● **Activity**:
Every line of the material must come back exactly as given.

[Opening Listed records section]
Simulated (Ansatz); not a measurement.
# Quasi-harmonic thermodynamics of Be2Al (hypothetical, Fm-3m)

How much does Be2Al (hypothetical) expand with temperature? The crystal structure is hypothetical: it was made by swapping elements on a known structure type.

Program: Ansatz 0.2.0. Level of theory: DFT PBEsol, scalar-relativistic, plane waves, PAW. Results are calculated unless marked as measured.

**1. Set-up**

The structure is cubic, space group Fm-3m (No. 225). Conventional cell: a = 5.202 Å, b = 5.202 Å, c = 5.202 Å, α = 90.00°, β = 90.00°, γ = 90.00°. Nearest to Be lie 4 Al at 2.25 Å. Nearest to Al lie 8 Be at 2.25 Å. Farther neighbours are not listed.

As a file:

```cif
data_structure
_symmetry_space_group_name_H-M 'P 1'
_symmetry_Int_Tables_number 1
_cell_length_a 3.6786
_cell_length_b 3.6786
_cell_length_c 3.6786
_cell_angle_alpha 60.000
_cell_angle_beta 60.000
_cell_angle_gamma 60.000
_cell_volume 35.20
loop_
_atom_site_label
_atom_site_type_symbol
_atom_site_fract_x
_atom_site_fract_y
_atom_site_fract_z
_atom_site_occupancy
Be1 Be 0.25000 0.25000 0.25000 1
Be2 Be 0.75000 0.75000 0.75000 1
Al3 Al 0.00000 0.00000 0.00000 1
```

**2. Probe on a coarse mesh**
[Closing Listed records section]

● **Task solution**:
Simulated (Ansatz); not a measurement.
# Quasi-harmonic thermodynamics of Be2Al (hypothetical, Fm-3m)

How much does Be2Al (hypothetical) expand with temperature? The crystal structure is hypothetical: it was made by swapping elements on a known structure type.

Program: Ansatz 0.2.0. Level of theory: DFT PBEsol, scalar-relativistic, plane waves, PAW. Results are calculated unless marked as measured.

**1. Set-up**

The structure is cubic, space group Fm-3m (No. 225). Conventional cell: a = 5.202 Å, b = 5.202 Å, c = 5.202 Å, α = 90.00°, β = 90.00°, γ = 90.00°. Nearest to Be lie 4 Al at 2.25 Å. Nearest to Al lie 8 Be at 2.25 Å. Farther neighbours are not listed.

As a file:

```cif
data_structure
_symmetry_space_group_name_H-M 'P 1'
_symmetry_Int_Tables_number 1
_cell_length_a 3.6786
_cell_length_b 3.6786
_cell_length_c 3.6786
_cell_angle_alpha 60.000
_cell_angle_beta 60.000
_cell_angle_gamma 60.000
_cell_volume 35.20
loop_
_atom_site_label
_atom_site_type_symbol
_atom_site_fract_x
_atom_site_fract_y
_atom_site_fract_z
_atom_site_occupancy
Be1 Be 0.25000 0.25000 0.25000 1
Be2 Be 0.75000 0.75000 0.75000 1
Al3 Al 0.00000 0.00000 0.00000 1
```

**2. Probe on a coarse mesh**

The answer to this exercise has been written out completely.